Assigned task:
From the first line of the data through the line containing "A: HF 98 %, F- 1.8 % of the F.", return each line exactly.

Given information:
——
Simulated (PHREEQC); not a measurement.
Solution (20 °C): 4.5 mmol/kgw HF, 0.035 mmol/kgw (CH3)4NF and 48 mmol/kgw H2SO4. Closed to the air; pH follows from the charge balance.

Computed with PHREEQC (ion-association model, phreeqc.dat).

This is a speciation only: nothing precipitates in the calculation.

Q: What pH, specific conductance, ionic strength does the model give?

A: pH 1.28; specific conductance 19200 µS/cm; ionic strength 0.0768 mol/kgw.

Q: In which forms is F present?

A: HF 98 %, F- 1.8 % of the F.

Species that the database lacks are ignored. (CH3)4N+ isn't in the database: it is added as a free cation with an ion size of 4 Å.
——

Answer box:
Simulated (PHREEQC); not a measurement.
Solution (20 °C): 4.5 mmol/kgw HF, 0.035 mmol/kgw (CH3)4NF and 48 mmol/kgw H2SO4. Closed to the air; pH follows from the charge balance.

Computed with PHREEQC (ion-association model, phreeqc.dat).

This is a speciation only: nothing precipitates in the calculation.

Q: What pH, specific conductance, ionic strength does the model give?

A: pH 1.28; specific conductance 19200 µS/cm; ionic strength 0.0768 mol/kgw.

Q: In which forms is F present?

A: HF 98 %, F- 1.8 % of the F.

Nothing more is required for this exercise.